<<<<

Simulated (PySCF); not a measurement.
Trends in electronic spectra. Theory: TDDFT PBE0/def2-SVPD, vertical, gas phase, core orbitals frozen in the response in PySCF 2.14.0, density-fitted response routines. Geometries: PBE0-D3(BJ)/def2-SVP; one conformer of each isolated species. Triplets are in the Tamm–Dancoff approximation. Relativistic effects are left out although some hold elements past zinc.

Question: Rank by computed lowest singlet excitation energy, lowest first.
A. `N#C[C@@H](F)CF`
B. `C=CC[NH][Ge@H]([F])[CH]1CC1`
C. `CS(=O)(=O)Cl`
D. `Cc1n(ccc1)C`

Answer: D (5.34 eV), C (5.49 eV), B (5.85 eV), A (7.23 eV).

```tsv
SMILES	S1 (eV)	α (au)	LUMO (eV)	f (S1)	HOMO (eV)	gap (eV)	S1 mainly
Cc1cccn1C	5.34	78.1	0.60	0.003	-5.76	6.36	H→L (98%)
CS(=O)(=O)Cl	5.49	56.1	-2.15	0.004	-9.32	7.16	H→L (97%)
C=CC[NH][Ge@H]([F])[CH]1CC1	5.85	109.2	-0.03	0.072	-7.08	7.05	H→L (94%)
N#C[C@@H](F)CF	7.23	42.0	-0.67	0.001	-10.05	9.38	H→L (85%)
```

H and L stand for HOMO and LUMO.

>>>>

The full listing above is to be copied exactly, line for line.

Simulated (PySCF); not a measurement.
Trends in electronic spectra. Theory: TDDFT PBE0/def2-SVPD, vertical, gas phase, core orbitals frozen in the response in PySCF 2.14.0, density-fitted response routines. Geometries: PBE0-D3(BJ)/def2-SVP; one conformer of each isolated species. Triplets are in the Tamm–Dancoff approximation. Relativistic effects are left out although some hold elements past zinc.

Question: Rank by computed lowest singlet excitation energy, lowest first.
A. `N#C[C@@H](F)CF`
B. `C=CC[NH][Ge@H]([F])[CH]1CC1`
C. `CS(=O)(=O)Cl`
D. `Cc1n(ccc1)C`

Answer: D (5.34 eV), C (5.49 eV), B (5.85 eV), A (7.23 eV).

```tsv
SMILES	S1 (eV)	α (au)	LUMO (eV)	f (S1)	HOMO (eV)	gap (eV)	S1 mainly
Cc1cccn1C	5.34	78.1	0.60	0.003	-5.76	6.36	H→L (98%)
CS(=O)(=O)Cl	5.49	56.1	-2.15	0.004	-9.32	7.16	H→L (97%)
C=CC[NH][Ge@H]([F])[CH]1CC1	5.85	109.2	-0.03	0.072	-7.08	7.05	H→L (94%)
N#C[C@@H](F)CF	7.23	42.0	-0.67	0.001	-10.05	9.38	H→L (85%)
```

H and L stand for HOMO and LUMO.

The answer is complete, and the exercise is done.